Record excerpts »
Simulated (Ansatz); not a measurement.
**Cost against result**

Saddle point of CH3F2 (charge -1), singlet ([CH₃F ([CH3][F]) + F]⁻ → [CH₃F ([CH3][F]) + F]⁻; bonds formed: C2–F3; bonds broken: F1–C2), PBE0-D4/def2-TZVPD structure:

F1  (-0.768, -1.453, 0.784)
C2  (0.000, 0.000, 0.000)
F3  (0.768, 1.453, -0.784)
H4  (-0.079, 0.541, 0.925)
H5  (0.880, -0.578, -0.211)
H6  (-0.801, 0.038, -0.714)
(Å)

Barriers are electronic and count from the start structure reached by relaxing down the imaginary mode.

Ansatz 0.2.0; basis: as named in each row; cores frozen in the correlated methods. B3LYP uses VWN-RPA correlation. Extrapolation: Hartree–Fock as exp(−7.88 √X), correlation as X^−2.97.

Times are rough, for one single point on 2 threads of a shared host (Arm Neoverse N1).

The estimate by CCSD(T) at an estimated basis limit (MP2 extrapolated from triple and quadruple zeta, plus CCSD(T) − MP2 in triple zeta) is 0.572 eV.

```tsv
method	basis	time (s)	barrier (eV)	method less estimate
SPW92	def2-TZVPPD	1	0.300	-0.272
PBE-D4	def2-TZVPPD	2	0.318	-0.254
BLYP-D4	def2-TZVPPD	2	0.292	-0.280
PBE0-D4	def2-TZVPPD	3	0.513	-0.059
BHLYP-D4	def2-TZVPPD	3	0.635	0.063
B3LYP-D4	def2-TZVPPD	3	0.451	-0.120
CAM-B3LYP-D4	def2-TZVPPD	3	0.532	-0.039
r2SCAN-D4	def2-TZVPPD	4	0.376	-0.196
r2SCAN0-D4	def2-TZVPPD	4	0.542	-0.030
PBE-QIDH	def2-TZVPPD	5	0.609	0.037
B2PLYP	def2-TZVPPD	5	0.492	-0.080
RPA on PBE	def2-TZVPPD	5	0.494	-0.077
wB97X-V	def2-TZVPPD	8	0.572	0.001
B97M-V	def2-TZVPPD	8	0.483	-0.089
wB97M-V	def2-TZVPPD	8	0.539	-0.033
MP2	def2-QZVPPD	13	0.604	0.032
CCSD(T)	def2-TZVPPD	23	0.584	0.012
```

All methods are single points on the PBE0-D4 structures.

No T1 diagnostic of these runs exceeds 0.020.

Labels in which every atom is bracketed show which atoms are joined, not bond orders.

Work instruction » Within the material above, the line with "Ansatz 0.2.0; basis: as" opens the range and the line with "No T1 diagnostic of these runs exceeds 0.020." closes it; reproduce that range word for word.

Answer box »
Ansatz 0.2.0; basis: as named in each row; cores frozen in the correlated methods. B3LYP uses VWN-RPA correlation. Extrapolation: Hartree–Fock as exp(−7.88 √X), correlation as X^−2.97.

Times are rough, for one single point on 2 threads of a shared host (Arm Neoverse N1).

The estimate by CCSD(T) at an estimated basis limit (MP2 extrapolated from triple and quadruple zeta, plus CCSD(T) − MP2 in triple zeta) is 0.572 eV.

```tsv
method	basis	time (s)	barrier (eV)	method less estimate
SPW92	def2-TZVPPD	1	0.300	-0.272
PBE-D4	def2-TZVPPD	2	0.318	-0.254
BLYP-D4	def2-TZVPPD	2	0.292	-0.280
PBE0-D4	def2-TZVPPD	3	0.513	-0.059
BHLYP-D4	def2-TZVPPD	3	0.635	0.063
B3LYP-D4	def2-TZVPPD	3	0.451	-0.120
CAM-B3LYP-D4	def2-TZVPPD	3	0.532	-0.039
r2SCAN-D4	def2-TZVPPD	4	0.376	-0.196
r2SCAN0-D4	def2-TZVPPD	4	0.542	-0.030
PBE-QIDH	def2-TZVPPD	5	0.609	0.037
B2PLYP	def2-TZVPPD	5	0.492	-0.080
RPA on PBE	def2-TZVPPD	5	0.494	-0.077
wB97X-V	def2-TZVPPD	8	0.572	0.001
B97M-V	def2-TZVPPD	8	0.483	-0.089
wB97M-V	def2-TZVPPD	8	0.539	-0.033
MP2	def2-QZVPPD	13	0.604	0.032
CCSD(T)	def2-TZVPPD	23	0.584	0.012
```

All methods are single points on the PBE0-D4 structures.

No T1 diagnostic of these runs exceeds 0.020.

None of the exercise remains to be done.